Return every line from the one with "The parallel start" through the one with "inpgen writes inp.xml", inclusive, exactly as it appears below.

■ **RECORD EXTRACTS**:
-- Opening Marker --

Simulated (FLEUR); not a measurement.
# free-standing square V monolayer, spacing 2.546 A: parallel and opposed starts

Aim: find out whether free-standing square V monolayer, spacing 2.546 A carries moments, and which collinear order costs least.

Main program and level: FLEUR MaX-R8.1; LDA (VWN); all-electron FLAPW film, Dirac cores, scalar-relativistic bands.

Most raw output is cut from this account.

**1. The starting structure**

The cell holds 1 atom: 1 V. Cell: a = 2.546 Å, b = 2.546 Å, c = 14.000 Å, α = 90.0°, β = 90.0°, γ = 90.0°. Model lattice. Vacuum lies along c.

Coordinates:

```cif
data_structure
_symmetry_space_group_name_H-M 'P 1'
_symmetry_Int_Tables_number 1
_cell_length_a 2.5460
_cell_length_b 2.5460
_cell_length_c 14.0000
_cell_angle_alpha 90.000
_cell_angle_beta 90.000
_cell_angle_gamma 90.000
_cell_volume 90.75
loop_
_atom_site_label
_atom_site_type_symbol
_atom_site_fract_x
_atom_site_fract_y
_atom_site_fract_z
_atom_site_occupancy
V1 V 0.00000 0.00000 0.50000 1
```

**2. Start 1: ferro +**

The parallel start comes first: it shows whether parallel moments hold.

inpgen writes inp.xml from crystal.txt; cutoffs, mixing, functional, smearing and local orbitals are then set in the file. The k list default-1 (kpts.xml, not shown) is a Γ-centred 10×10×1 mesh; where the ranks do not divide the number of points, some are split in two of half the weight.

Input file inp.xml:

-- Closing Marker --

■ **EXERCISE SOLUTION**:
The parallel start comes first: it shows whether parallel moments hold.

inpgen writes inp.xml from crystal.txt; cutoffs, mixing, functional, smearing and local orbitals are then set in the file. The k list default-1 (kpts.xml, not shown) is a Γ-centred 10×10×1 mesh; where the ranks do not divide the number of points, some are split in two of half the weight.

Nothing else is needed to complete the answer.